(Action item):
Word for word, restate the entries that follow.

(Provided information):
= = = =

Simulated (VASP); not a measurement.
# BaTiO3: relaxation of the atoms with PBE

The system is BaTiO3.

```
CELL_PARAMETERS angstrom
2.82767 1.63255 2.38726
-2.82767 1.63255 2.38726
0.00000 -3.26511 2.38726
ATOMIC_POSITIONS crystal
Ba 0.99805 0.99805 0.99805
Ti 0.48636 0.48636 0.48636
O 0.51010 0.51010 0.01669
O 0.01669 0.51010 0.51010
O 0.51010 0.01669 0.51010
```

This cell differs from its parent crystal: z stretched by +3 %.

= = = =

(Exercise answer):
Simulated (VASP); not a measurement.
# BaTiO3: relaxation of the atoms with PBE

The system is BaTiO3.

```
CELL_PARAMETERS angstrom
2.82767 1.63255 2.38726
-2.82767 1.63255 2.38726
0.00000 -3.26511 2.38726
ATOMIC_POSITIONS crystal
Ba 0.99805 0.99805 0.99805
Ti 0.48636 0.48636 0.48636
O 0.51010 0.51010 0.01669
O 0.01669 0.51010 0.51010
O 0.51010 0.01669 0.51010
```

This cell differs from its parent crystal: z stretched by +3 %.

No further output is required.